### WORK REQUEST
All records below are to be repeated precisely, with nothing added.

——

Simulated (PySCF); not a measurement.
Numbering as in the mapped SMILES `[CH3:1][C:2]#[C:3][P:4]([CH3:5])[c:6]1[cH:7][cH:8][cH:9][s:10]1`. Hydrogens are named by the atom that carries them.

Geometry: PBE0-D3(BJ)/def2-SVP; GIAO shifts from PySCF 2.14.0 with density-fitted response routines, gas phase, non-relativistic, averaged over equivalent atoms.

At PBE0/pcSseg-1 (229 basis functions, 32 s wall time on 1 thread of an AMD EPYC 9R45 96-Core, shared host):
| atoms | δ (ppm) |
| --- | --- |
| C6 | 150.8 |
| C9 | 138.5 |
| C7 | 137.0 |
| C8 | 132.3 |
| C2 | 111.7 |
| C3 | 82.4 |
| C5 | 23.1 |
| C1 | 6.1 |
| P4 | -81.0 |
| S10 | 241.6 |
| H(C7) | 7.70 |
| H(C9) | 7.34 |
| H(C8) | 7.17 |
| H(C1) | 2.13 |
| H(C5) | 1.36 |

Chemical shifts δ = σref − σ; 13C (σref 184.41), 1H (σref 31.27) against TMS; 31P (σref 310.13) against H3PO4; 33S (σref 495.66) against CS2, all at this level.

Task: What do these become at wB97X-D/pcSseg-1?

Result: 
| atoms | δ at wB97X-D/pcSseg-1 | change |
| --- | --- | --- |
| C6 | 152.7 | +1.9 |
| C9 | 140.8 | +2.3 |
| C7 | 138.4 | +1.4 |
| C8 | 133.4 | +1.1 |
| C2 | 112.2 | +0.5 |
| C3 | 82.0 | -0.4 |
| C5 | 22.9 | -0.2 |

——

### EXERCISE RESULT
Simulated (PySCF); not a measurement.
Numbering as in the mapped SMILES `[CH3:1][C:2]#[C:3][P:4]([CH3:5])[c:6]1[cH:7][cH:8][cH:9][s:10]1`. Hydrogens are named by the atom that carries them.

Geometry: PBE0-D3(BJ)/def2-SVP; GIAO shifts from PySCF 2.14.0 with density-fitted response routines, gas phase, non-relativistic, averaged over equivalent atoms.

At PBE0/pcSseg-1 (229 basis functions, 32 s wall time on 1 thread of an AMD EPYC 9R45 96-Core, shared host):
| atoms | δ (ppm) |
| --- | --- |
| C6 | 150.8 |
| C9 | 138.5 |
| C7 | 137.0 |
| C8 | 132.3 |
| C2 | 111.7 |
| C3 | 82.4 |
| C5 | 23.1 |
| C1 | 6.1 |
| P4 | -81.0 |
| S10 | 241.6 |
| H(C7) | 7.70 |
| H(C9) | 7.34 |
| H(C8) | 7.17 |
| H(C1) | 2.13 |
| H(C5) | 1.36 |

Chemical shifts δ = σref − σ; 13C (σref 184.41), 1H (σref 31.27) against TMS; 31P (σref 310.13) against H3PO4; 33S (σref 495.66) against CS2, all at this level.

Task: What do these become at wB97X-D/pcSseg-1?

Result: 
| atoms | δ at wB97X-D/pcSseg-1 | change |
| --- | --- | --- |
| C6 | 152.7 | +1.9 |
| C9 | 140.8 | +2.3 |
| C7 | 138.4 | +1.4 |
| C8 | 133.4 | +1.1 |
| C2 | 112.2 | +0.5 |
| C3 | 82.0 | -0.4 |
| C5 | 22.9 | -0.2 |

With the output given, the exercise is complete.